★ ★ ★ ★
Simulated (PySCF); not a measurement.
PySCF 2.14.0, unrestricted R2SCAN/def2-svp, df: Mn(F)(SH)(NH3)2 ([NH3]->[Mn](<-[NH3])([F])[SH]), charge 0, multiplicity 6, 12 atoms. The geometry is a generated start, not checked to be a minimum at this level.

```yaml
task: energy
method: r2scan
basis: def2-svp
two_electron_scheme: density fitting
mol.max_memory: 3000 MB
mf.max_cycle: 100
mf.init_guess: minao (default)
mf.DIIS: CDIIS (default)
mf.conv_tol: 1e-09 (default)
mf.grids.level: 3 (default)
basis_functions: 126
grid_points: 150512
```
★ ★ ★ ★

• Exercise: Would you reproduce every record above exactly as it appears?

• Written response:
Simulated (PySCF); not a measurement.
PySCF 2.14.0, unrestricted R2SCAN/def2-svp, df: Mn(F)(SH)(NH3)2 ([NH3]->[Mn](<-[NH3])([F])[SH]), charge 0, multiplicity 6, 12 atoms. The geometry is a generated start, not checked to be a minimum at this level.

```yaml
task: energy
method: r2scan
basis: def2-svp
two_electron_scheme: density fitting
mol.max_memory: 3000 MB
mf.max_cycle: 100
mf.init_guess: minao (default)
mf.DIIS: CDIIS (default)
mf.conv_tol: 1e-09 (default)
mf.grids.level: 3 (default)
basis_functions: 126
grid_points: 150512
```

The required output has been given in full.